■ Material supplied:
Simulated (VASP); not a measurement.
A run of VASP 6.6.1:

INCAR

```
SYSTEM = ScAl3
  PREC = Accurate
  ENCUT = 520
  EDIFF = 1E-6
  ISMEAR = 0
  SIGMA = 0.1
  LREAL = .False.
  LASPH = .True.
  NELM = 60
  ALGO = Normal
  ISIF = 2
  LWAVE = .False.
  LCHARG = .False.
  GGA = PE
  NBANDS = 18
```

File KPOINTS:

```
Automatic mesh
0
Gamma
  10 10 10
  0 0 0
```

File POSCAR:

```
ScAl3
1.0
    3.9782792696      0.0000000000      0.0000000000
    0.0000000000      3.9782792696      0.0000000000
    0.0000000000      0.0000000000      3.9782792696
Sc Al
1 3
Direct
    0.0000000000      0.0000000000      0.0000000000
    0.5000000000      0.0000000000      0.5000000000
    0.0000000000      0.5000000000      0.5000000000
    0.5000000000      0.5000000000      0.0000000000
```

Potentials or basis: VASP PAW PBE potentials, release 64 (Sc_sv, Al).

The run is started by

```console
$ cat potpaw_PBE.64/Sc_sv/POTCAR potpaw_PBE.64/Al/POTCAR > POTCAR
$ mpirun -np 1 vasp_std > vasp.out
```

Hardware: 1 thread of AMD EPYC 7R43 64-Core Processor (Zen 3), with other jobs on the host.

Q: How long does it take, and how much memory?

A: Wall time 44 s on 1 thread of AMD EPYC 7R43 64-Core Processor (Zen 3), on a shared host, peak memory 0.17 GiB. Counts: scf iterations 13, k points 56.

■ Work instruction: Set down the records once more, character for character.

■ Answer area:
Simulated (VASP); not a measurement.
A run of VASP 6.6.1:

INCAR

```
SYSTEM = ScAl3
  PREC = Accurate
  ENCUT = 520
  EDIFF = 1E-6
  ISMEAR = 0
  SIGMA = 0.1
  LREAL = .False.
  LASPH = .True.
  NELM = 60
  ALGO = Normal
  ISIF = 2
  LWAVE = .False.
  LCHARG = .False.
  GGA = PE
  NBANDS = 18
```

File KPOINTS:

```
Automatic mesh
0
Gamma
  10 10 10
  0 0 0
```

File POSCAR:

```
ScAl3
1.0
    3.9782792696      0.0000000000      0.0000000000
    0.0000000000      3.9782792696      0.0000000000
    0.0000000000      0.0000000000      3.9782792696
Sc Al
1 3
Direct
    0.0000000000      0.0000000000      0.0000000000
    0.5000000000      0.0000000000      0.5000000000
    0.0000000000      0.5000000000      0.5000000000
    0.5000000000      0.5000000000      0.0000000000
```

Potentials or basis: VASP PAW PBE potentials, release 64 (Sc_sv, Al).

The run is started by

```console
$ cat potpaw_PBE.64/Sc_sv/POTCAR potpaw_PBE.64/Al/POTCAR > POTCAR
$ mpirun -np 1 vasp_std > vasp.out
```

Hardware: 1 thread of AMD EPYC 7R43 64-Core Processor (Zen 3), with other jobs on the host.

Q: How long does it take, and how much memory?

A: Wall time 44 s on 1 thread of AMD EPYC 7R43 64-Core Processor (Zen 3), on a shared host, peak memory 0.17 GiB. Counts: scf iterations 13, k points 56.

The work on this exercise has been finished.